Work instruction: Each entry below should be retyped exactly, with nothing omitted.

Data for analysis:
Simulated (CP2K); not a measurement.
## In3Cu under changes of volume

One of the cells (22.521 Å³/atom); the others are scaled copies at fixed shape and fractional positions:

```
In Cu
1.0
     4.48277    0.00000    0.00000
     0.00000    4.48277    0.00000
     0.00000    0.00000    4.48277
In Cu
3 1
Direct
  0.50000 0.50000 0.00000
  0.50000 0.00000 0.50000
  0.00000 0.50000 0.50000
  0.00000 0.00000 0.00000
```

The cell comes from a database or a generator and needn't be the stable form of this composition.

Worked solution:
Simulated (CP2K); not a measurement.
## In3Cu under changes of volume

One of the cells (22.521 Å³/atom); the others are scaled copies at fixed shape and fractional positions:

```
In Cu
1.0
     4.48277    0.00000    0.00000
     0.00000    4.48277    0.00000
     0.00000    0.00000    4.48277
In Cu
3 1
Direct
  0.50000 0.50000 0.00000
  0.50000 0.00000 0.50000
  0.00000 0.50000 0.50000
  0.00000 0.00000 0.00000
```

The cell comes from a database or a generator and needn't be the stable form of this composition.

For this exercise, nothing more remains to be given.